Information supplied ::
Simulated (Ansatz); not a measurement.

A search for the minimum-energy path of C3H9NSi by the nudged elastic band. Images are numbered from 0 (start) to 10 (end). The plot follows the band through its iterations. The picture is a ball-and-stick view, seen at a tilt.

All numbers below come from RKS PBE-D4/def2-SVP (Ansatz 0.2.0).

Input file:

Work item ::
Each line from the top of the material above through the line with "All numbers below" must be echoed exactly, and no other line.

Solution ::
Simulated (Ansatz); not a measurement.

A search for the minimum-energy path of C3H9NSi by the nudged elastic band. Images are numbered from 0 (start) to 10 (end). The plot follows the band through its iterations. The picture is a ball-and-stick view, seen at a tilt.

All numbers below come from RKS PBE-D4/def2-SVP (Ansatz 0.2.0).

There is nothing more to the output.